Data under study:
________

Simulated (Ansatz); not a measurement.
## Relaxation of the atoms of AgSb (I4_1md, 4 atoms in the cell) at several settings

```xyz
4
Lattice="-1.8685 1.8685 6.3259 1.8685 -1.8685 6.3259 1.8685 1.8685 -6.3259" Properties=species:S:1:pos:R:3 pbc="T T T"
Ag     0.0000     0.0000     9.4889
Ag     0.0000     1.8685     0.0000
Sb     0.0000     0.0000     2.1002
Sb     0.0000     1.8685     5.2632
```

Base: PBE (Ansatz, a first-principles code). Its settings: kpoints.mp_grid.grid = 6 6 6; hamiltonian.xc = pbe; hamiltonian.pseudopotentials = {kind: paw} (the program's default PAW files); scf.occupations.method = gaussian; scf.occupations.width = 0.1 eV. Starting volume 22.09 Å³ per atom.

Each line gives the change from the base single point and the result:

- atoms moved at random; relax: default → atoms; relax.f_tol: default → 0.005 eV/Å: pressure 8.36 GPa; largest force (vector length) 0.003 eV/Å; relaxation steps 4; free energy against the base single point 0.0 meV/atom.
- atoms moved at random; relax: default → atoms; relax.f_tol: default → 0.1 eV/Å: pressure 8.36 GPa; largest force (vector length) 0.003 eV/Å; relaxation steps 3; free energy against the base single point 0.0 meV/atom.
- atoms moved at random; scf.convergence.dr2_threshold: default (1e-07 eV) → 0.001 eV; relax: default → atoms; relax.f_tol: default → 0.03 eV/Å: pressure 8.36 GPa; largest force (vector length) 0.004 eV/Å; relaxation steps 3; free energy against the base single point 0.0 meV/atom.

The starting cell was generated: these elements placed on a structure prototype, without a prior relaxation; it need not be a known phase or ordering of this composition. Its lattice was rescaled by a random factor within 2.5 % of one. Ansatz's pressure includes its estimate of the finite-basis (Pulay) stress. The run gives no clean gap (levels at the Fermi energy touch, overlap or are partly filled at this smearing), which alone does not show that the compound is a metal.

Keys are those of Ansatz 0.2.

________

Task item: All lines above from the one with "- atoms moved at random; scf.convergence.dr2_threshold: default" to the one with "The starting cell", inclusive, should be copied exactly, and no other lines.

Exercise output:
- atoms moved at random; scf.convergence.dr2_threshold: default (1e-07 eV) → 0.001 eV; relax: default → atoms; relax.f_tol: default → 0.03 eV/Å: pressure 8.36 GPa; largest force (vector length) 0.004 eV/Å; relaxation steps 3; free energy against the base single point 0.0 meV/atom.

The starting cell was generated: these elements placed on a structure prototype, without a prior relaxation; it need not be a known phase or ordering of this composition. Its lattice was rescaled by a random factor within 2.5 % of one. Ansatz's pressure includes its estimate of the finite-basis (Pulay) stress. The run gives no clean gap (levels at the Fermi energy touch, overlap or are partly filled at this smearing), which alone does not show that the compound is a metal.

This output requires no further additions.